*** Opening of LISTED ENTRIES ***

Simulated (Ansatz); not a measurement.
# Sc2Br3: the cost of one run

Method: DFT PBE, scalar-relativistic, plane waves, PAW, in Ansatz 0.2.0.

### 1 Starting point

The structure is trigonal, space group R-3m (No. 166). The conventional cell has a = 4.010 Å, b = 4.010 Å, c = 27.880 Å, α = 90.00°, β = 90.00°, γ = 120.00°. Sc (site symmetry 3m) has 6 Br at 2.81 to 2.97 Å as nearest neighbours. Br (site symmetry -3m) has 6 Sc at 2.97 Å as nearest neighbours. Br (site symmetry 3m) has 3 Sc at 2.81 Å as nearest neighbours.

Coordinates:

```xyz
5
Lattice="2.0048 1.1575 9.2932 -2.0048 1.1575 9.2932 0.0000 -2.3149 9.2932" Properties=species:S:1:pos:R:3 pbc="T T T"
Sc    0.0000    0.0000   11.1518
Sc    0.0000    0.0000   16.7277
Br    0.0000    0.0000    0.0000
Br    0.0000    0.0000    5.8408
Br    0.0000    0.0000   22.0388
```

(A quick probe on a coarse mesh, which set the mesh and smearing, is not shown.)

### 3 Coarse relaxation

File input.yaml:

*** Close of LISTED ENTRIES ***

Copy out the listing above, line by line and exactly, from its first line to the line holding "### 1 Starting point", inclusive.

RESULT:
Simulated (Ansatz); not a measurement.
# Sc2Br3: the cost of one run

Method: DFT PBE, scalar-relativistic, plane waves, PAW, in Ansatz 0.2.0.

### 1 Starting point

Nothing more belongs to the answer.